§ DATA EXTRACTS:
-------

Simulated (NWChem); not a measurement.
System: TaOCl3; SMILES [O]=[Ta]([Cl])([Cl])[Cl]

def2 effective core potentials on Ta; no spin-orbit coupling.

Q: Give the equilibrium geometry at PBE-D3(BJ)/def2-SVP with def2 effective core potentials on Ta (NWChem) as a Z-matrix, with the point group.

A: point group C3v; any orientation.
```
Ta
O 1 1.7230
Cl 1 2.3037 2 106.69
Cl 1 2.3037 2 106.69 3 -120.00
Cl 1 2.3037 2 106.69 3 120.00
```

-------

§ EXERCISE:
Each line of the material above must be reproduced exactly.

§ YOUR RESPONSE:
Simulated (NWChem); not a measurement.
System: TaOCl3; SMILES [O]=[Ta]([Cl])([Cl])[Cl]

def2 effective core potentials on Ta; no spin-orbit coupling.

Q: Give the equilibrium geometry at PBE-D3(BJ)/def2-SVP with def2 effective core potentials on Ta (NWChem) as a Z-matrix, with the point group.

A: point group C3v; any orientation.
```
Ta
O 1 1.7230
Cl 1 2.3037 2 106.69
Cl 1 2.3037 2 106.69 3 -120.00
Cl 1 2.3037 2 106.69 3 120.00
```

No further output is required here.